Restate word for word the lines that begin the listing and end with the line holding "Wanted: the spread".

===== RECORD EXCERPTS

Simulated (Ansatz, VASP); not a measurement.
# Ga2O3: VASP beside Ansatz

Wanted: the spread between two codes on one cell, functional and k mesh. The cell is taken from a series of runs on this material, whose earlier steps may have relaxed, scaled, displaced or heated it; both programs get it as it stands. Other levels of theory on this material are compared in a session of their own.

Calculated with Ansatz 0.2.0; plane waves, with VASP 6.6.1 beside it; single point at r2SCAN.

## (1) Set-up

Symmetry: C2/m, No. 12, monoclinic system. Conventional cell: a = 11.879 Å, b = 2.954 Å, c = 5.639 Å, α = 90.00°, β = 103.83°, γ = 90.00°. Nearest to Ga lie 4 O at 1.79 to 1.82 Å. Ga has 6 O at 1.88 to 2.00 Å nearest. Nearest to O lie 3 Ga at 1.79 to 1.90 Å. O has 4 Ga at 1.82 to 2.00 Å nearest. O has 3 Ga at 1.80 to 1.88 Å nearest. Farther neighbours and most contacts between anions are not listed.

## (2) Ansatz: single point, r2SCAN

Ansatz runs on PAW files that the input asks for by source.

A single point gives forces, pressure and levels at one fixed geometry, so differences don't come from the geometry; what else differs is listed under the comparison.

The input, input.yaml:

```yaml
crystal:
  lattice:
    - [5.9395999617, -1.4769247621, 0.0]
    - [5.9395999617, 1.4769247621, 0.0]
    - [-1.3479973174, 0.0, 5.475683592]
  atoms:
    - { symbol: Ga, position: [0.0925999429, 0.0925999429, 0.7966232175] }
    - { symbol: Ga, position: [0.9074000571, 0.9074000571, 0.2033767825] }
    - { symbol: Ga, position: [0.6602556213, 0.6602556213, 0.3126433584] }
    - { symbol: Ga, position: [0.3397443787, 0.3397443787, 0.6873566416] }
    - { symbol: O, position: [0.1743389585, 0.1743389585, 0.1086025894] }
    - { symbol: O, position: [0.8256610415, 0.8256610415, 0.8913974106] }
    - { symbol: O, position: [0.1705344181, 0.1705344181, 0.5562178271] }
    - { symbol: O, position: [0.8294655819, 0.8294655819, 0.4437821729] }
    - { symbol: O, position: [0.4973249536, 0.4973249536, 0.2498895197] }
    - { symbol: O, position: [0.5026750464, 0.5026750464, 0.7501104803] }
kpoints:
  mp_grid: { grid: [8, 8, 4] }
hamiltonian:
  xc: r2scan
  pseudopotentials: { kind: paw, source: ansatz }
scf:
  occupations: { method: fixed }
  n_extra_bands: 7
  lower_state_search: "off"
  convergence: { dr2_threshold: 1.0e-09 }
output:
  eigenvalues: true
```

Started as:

==========

** EXERCISE OUTPUT **
Simulated (Ansatz, VASP); not a measurement.
# Ga2O3: VASP beside Ansatz

Wanted: the spread between two codes on one cell, functional and k mesh. The cell is taken from a series of runs on this material, whose earlier steps may have relaxed, scaled, displaced or heated it; both programs get it as it stands. Other levels of theory on this material are compared in a session of their own.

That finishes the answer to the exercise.